-------- Information
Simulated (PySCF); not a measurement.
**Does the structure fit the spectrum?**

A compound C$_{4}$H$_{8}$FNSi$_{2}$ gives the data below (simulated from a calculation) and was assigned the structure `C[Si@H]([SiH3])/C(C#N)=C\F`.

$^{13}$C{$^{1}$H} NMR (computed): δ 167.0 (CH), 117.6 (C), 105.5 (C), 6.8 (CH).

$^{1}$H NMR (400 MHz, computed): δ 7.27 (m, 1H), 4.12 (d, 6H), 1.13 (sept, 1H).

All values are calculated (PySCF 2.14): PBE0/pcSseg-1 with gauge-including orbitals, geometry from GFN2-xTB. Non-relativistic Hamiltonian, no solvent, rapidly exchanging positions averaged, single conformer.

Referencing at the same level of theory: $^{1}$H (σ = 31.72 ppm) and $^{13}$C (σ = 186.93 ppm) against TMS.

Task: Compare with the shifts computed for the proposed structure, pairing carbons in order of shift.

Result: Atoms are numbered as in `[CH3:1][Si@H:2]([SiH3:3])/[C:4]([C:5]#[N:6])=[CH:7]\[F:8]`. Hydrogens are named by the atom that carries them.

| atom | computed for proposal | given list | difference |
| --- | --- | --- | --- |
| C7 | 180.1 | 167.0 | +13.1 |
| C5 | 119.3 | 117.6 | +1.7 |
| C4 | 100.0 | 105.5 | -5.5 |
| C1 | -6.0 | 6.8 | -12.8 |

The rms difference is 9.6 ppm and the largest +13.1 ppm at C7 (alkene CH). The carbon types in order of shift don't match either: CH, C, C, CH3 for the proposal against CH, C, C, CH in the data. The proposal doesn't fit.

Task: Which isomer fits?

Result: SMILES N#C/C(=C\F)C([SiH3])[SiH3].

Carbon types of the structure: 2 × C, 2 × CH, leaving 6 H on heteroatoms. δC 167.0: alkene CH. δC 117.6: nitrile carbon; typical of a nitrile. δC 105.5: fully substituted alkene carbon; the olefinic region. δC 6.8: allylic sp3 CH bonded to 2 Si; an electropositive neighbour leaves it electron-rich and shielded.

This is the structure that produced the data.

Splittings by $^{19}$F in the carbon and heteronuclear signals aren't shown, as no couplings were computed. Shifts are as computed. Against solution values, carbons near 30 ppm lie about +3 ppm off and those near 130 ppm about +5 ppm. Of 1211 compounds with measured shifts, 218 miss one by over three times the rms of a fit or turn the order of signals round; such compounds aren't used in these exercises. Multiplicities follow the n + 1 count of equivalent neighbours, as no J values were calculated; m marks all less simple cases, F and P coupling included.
----------------

→ **Action item**
Please copy, word for word, every line from the first line of the records through the line containing "1.13 (sept, 1H).", with both of those lines included and nothing else.

→ **Your response**
Simulated (PySCF); not a measurement.
**Does the structure fit the spectrum?**

A compound C$_{4}$H$_{8}$FNSi$_{2}$ gives the data below (simulated from a calculation) and was assigned the structure `C[Si@H]([SiH3])/C(C#N)=C\F`.

$^{13}$C{$^{1}$H} NMR (computed): δ 167.0 (CH), 117.6 (C), 105.5 (C), 6.8 (CH).

$^{1}$H NMR (400 MHz, computed): δ 7.27 (m, 1H), 4.12 (d, 6H), 1.13 (sept, 1H).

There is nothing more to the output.